^^^^
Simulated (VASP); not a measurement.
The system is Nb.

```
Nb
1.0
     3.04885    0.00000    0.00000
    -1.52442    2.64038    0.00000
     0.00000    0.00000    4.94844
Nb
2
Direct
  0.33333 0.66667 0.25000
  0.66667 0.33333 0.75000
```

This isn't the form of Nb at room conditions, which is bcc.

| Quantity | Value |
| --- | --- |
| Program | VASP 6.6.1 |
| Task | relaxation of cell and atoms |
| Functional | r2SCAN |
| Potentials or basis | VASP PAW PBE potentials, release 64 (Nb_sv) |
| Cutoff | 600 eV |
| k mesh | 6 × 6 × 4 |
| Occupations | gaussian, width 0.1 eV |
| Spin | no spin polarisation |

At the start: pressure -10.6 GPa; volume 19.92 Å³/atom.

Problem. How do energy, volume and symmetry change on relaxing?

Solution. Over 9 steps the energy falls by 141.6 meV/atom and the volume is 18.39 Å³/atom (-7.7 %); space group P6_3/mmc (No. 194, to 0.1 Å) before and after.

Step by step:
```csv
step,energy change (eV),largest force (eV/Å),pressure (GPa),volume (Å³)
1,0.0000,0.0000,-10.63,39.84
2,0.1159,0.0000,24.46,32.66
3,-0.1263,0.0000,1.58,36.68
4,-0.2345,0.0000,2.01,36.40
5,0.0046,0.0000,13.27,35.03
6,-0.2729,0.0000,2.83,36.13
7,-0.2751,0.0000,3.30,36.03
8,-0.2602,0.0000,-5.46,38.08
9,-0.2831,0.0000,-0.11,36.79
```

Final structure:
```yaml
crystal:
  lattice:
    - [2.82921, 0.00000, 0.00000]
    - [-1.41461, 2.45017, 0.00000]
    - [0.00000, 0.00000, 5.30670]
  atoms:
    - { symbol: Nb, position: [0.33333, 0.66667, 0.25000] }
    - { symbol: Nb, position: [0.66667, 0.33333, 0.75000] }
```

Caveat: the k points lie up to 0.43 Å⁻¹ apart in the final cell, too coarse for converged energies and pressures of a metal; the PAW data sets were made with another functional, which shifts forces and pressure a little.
^^^^

_ASSIGNED TASK:_ Scan the records above for the lines holding "64 (Nb_sv) |" and "At the start: pressure". Transcribe those two and every line between them word for word, and no others.

_WRITTEN REPLY:_
| Potentials or basis | VASP PAW PBE potentials, release 64 (Nb_sv) |
| Cutoff | 600 eV |
| k mesh | 6 × 6 × 4 |
| Occupations | gaussian, width 0.1 eV |
| Spin | no spin polarisation |

At the start: pressure -10.6 GPa; volume 19.92 Å³/atom.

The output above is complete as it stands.